#### Supplied information
_ _ _
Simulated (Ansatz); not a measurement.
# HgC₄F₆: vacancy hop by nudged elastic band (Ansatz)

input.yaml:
_ _ _

#### Assignment
Return the lines of the listing above exactly as they appear, starting with the first and stopping after the line that holds "# HgC₄F₆: vacancy".

#### Response box
Simulated (Ansatz); not a measurement.
# HgC₄F₆: vacancy hop by nudged elastic band (Ansatz)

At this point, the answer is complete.